Action item:
Return every line of the listing below, unchanged, from its first line to the line holding "0.0 | 27.64 |", that line included.

Data under study:
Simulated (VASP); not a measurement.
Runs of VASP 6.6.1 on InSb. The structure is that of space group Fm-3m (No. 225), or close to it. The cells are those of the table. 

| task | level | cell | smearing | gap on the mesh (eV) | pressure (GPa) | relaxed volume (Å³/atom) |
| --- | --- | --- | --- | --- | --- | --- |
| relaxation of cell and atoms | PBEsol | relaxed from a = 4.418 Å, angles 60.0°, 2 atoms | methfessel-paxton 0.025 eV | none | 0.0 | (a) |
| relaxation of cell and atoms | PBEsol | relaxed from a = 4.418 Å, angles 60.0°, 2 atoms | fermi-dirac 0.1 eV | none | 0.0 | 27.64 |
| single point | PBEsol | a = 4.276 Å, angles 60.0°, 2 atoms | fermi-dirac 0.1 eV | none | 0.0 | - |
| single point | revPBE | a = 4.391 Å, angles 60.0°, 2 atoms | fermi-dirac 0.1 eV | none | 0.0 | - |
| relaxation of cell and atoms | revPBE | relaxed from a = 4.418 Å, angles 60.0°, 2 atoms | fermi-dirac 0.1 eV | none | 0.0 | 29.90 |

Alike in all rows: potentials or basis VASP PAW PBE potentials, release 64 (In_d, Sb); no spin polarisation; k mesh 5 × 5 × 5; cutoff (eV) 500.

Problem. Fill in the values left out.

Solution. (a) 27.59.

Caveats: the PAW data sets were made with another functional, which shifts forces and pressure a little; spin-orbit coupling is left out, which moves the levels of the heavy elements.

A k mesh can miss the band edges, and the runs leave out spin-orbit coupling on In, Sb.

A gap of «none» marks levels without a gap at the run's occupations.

Your solution:
Simulated (VASP); not a measurement.
Runs of VASP 6.6.1 on InSb. The structure is that of space group Fm-3m (No. 225), or close to it. The cells are those of the table. 

| task | level | cell | smearing | gap on the mesh (eV) | pressure (GPa) | relaxed volume (Å³/atom) |
| --- | --- | --- | --- | --- | --- | --- |
| relaxation of cell and atoms | PBEsol | relaxed from a = 4.418 Å, angles 60.0°, 2 atoms | methfessel-paxton 0.025 eV | none | 0.0 | (a) |
| relaxation of cell and atoms | PBEsol | relaxed from a = 4.418 Å, angles 60.0°, 2 atoms | fermi-dirac 0.1 eV | none | 0.0 | 27.64 |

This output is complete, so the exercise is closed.